-- Extracted records --
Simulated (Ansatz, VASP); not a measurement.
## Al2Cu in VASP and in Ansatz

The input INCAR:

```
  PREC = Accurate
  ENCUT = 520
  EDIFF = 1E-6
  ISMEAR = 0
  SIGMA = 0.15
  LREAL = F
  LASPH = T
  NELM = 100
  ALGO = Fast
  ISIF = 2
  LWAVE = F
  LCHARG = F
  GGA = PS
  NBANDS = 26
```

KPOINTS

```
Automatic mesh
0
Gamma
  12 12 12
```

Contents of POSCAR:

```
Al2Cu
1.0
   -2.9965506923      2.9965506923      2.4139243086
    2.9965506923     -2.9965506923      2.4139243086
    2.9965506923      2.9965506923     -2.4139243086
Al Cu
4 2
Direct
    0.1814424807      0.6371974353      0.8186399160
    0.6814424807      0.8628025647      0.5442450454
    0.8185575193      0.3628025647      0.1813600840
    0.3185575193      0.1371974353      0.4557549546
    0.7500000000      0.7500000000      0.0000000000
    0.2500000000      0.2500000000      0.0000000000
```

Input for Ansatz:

-- Work task --
This exercise calls for an exact reproduction of the material.

-- Result --
Simulated (Ansatz, VASP); not a measurement.
## Al2Cu in VASP and in Ansatz

The input INCAR:

```
  PREC = Accurate
  ENCUT = 520
  EDIFF = 1E-6
  ISMEAR = 0
  SIGMA = 0.15
  LREAL = F
  LASPH = T
  NELM = 100
  ALGO = Fast
  ISIF = 2
  LWAVE = F
  LCHARG = F
  GGA = PS
  NBANDS = 26
```

KPOINTS

```
Automatic mesh
0
Gamma
  12 12 12
```

Contents of POSCAR:

```
Al2Cu
1.0
   -2.9965506923      2.9965506923      2.4139243086
    2.9965506923     -2.9965506923      2.4139243086
    2.9965506923      2.9965506923     -2.4139243086
Al Cu
4 2
Direct
    0.1814424807      0.6371974353      0.8186399160
    0.6814424807      0.8628025647      0.5442450454
    0.8185575193      0.3628025647      0.1813600840
    0.3185575193      0.1371974353      0.4557549546
    0.7500000000      0.7500000000      0.0000000000
    0.2500000000      0.2500000000      0.0000000000
```

Input for Ansatz:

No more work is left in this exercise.